▸ EXERCISE DATA:
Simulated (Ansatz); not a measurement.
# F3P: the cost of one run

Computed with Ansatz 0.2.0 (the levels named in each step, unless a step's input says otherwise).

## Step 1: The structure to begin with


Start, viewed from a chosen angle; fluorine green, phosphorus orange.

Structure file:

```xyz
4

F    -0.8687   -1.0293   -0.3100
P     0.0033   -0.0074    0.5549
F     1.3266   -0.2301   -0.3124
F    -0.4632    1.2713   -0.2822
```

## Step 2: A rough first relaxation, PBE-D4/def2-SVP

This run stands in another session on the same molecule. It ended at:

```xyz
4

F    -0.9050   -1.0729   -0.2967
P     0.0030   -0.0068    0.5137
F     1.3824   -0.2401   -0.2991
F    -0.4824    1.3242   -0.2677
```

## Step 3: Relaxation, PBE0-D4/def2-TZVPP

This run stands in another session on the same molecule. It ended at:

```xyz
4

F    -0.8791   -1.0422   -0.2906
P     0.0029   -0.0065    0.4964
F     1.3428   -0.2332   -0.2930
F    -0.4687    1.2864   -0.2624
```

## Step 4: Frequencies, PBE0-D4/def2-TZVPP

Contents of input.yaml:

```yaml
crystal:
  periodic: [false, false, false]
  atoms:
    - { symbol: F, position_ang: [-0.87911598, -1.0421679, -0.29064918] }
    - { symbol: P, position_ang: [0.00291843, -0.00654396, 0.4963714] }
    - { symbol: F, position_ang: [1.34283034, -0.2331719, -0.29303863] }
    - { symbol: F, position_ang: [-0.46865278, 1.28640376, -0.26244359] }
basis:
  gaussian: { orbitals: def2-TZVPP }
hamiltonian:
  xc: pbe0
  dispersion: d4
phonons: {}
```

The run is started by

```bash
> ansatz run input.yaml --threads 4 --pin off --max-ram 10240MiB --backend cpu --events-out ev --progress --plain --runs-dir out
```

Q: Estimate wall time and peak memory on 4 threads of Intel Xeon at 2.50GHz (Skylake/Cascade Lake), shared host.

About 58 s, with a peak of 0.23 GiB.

▸ WORK ORDER: Your output must be the lines of the material above, from the first through the line that contains "Q: Estimate wall", copied exactly. Include both endpoints and nothing else.

▸ WRITTEN SOLUTION:
Simulated (Ansatz); not a measurement.
# F3P: the cost of one run

Computed with Ansatz 0.2.0 (the levels named in each step, unless a step's input says otherwise).

## Step 1: The structure to begin with


Start, viewed from a chosen angle; fluorine green, phosphorus orange.

Structure file:

```xyz
4

F    -0.8687   -1.0293   -0.3100
P     0.0033   -0.0074    0.5549
F     1.3266   -0.2301   -0.3124
F    -0.4632    1.2713   -0.2822
```

## Step 2: A rough first relaxation, PBE-D4/def2-SVP

This run stands in another session on the same molecule. It ended at:

```xyz
4

F    -0.9050   -1.0729   -0.2967
P     0.0030   -0.0068    0.5137
F     1.3824   -0.2401   -0.2991
F    -0.4824    1.3242   -0.2677
```

## Step 3: Relaxation, PBE0-D4/def2-TZVPP

This run stands in another session on the same molecule. It ended at:

```xyz
4

F    -0.8791   -1.0422   -0.2906
P     0.0029   -0.0065    0.4964
F     1.3428   -0.2332   -0.2930
F    -0.4687    1.2864   -0.2624
```

## Step 4: Frequencies, PBE0-D4/def2-TZVPP

Contents of input.yaml:

```yaml
crystal:
  periodic: [false, false, false]
  atoms:
    - { symbol: F, position_ang: [-0.87911598, -1.0421679, -0.29064918] }
    - { symbol: P, position_ang: [0.00291843, -0.00654396, 0.4963714] }
    - { symbol: F, position_ang: [1.34283034, -0.2331719, -0.29303863] }
    - { symbol: F, position_ang: [-0.46865278, 1.28640376, -0.26244359] }
basis:
  gaussian: { orbitals: def2-TZVPP }
hamiltonian:
  xc: pbe0
  dispersion: d4
phonons: {}
```

The run is started by

```bash
> ansatz run input.yaml --threads 4 --pin off --max-ram 10240MiB --backend cpu --events-out ev --progress --plain --runs-dir out
```

Q: Estimate wall time and peak memory on 4 threads of Intel Xeon at 2.50GHz (Skylake/Cascade Lake), shared host.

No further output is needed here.